START Dataset

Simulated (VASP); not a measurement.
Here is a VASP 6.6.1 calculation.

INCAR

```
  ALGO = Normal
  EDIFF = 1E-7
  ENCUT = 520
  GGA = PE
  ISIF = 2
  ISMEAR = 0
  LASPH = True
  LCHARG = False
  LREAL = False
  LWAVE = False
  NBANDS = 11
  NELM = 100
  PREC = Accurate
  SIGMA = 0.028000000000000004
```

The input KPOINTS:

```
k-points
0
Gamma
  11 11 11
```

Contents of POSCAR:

END Dataset

## Task item
Reproduce the records exactly as they appear.

## Answer section
Simulated (VASP); not a measurement.
Here is a VASP 6.6.1 calculation.

INCAR

```
  ALGO = Normal
  EDIFF = 1E-7
  ENCUT = 520
  GGA = PE
  ISIF = 2
  ISMEAR = 0
  LASPH = True
  LCHARG = False
  LREAL = False
  LWAVE = False
  NBANDS = 11
  NELM = 100
  PREC = Accurate
  SIGMA = 0.028000000000000004
```

The input KPOINTS:

```
k-points
0
Gamma
  11 11 11
```

Contents of POSCAR:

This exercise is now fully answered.